-------------------------
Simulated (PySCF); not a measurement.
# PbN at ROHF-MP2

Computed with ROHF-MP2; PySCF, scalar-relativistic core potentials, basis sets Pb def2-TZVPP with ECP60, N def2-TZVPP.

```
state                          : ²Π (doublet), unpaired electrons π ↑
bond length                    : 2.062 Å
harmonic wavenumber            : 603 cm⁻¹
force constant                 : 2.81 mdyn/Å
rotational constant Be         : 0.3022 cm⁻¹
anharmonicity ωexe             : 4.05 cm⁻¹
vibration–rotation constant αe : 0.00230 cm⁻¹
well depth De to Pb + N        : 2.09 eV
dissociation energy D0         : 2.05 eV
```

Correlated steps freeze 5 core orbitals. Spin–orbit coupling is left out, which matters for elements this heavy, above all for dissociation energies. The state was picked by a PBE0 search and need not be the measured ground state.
-------------------------

● ACTIVITY
The answer is to be the complete listing, transcribed exactly.

● ANSWER AREA
Simulated (PySCF); not a measurement.
# PbN at ROHF-MP2

Computed with ROHF-MP2; PySCF, scalar-relativistic core potentials, basis sets Pb def2-TZVPP with ECP60, N def2-TZVPP.

```
state                          : ²Π (doublet), unpaired electrons π ↑
bond length                    : 2.062 Å
harmonic wavenumber            : 603 cm⁻¹
force constant                 : 2.81 mdyn/Å
rotational constant Be         : 0.3022 cm⁻¹
anharmonicity ωexe             : 4.05 cm⁻¹
vibration–rotation constant αe : 0.00230 cm⁻¹
well depth De to Pb + N        : 2.09 eV
dissociation energy D0         : 2.05 eV
```

Correlated steps freeze 5 core orbitals. Spin–orbit coupling is left out, which matters for elements this heavy, above all for dissociation energies. The state was picked by a PBE0 search and need not be the measured ground state.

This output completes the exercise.